**ACTION ITEM**
From the data below, return the exact lines starting at the line containing "Q: Estimate the pressure." and ending at the line containing "A: 2.408 eV/Å.", both included, and nothing else.

**EXTRACTED ENTRIES**
********

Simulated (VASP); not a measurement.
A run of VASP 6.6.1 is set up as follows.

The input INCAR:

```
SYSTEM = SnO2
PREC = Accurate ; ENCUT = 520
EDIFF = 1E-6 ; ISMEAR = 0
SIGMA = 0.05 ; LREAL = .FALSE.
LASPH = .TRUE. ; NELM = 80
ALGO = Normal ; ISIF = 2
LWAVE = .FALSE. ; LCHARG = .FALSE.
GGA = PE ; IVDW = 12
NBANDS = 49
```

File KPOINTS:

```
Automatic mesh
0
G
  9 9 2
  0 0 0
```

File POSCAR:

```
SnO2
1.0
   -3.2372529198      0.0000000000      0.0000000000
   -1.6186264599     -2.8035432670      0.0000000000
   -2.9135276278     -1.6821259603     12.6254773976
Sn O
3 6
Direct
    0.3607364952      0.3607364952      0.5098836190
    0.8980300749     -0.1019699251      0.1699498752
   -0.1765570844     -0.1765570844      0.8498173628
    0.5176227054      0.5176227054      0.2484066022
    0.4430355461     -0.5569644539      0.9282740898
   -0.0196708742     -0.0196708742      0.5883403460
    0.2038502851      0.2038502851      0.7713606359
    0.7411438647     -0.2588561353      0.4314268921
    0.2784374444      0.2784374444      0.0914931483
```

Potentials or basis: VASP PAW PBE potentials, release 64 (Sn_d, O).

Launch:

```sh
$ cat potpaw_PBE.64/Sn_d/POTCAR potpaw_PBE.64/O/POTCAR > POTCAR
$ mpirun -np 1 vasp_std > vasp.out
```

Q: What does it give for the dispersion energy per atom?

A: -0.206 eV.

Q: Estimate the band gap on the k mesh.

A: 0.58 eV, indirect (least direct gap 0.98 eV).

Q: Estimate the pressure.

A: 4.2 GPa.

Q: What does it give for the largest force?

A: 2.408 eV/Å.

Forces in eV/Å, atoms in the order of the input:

********

**ANSWER BOX**
Q: Estimate the pressure.

A: 4.2 GPa.

Q: What does it give for the largest force?

A: 2.408 eV/Å.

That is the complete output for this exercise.